——

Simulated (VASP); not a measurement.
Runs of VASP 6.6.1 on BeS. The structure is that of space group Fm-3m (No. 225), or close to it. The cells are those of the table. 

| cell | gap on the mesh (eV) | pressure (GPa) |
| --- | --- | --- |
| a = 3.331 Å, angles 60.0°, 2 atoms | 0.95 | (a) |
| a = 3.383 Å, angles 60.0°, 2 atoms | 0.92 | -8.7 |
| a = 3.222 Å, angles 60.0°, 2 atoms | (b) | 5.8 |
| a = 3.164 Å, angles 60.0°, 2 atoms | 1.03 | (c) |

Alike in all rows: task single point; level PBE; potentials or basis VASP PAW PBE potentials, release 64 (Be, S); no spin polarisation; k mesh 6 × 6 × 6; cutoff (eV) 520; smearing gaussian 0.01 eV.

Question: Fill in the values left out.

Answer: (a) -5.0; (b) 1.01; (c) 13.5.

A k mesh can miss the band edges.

——

### ACTION ITEM
I'd like the lines above from the one with "atoms | 1.03 | (c) |" up to and including the one with "Answer: (a) -5.0; (b) 1.01; (c) 13.5." copied exactly, with no other lines.

### TASK OUTPUT
| a = 3.164 Å, angles 60.0°, 2 atoms | 1.03 | (c) |

Alike in all rows: task single point; level PBE; potentials or basis VASP PAW PBE potentials, release 64 (Be, S); no spin polarisation; k mesh 6 × 6 × 6; cutoff (eV) 520; smearing gaussian 0.01 eV.

Question: Fill in the values left out.

Answer: (a) -5.0; (b) 1.01; (c) 13.5.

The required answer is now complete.